Work item:
The listing that follows must be retyped in full, exactly.

Dataset records:
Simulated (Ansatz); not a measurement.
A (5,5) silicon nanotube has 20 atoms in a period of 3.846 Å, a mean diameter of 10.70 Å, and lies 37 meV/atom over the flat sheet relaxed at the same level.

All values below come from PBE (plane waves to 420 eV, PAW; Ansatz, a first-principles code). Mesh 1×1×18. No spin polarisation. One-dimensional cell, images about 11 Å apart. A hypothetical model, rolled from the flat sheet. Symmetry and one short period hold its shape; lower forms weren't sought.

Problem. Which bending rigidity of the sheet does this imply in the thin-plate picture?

Your response:
Simulated (Ansatz); not a measurement.
A (5,5) silicon nanotube has 20 atoms in a period of 3.846 Å, a mean diameter of 10.70 Å, and lies 37 meV/atom over the flat sheet relaxed at the same level.

All values below come from PBE (plane waves to 420 eV, PAW; Ansatz, a first-principles code). Mesh 1×1×18. No spin polarisation. One-dimensional cell, images about 11 Å apart. A hypothetical model, rolled from the flat sheet. Symmetry and one short period hold its shape; lower forms weren't sought.

Problem. Which bending rigidity of the sheet does this imply in the thin-plate picture?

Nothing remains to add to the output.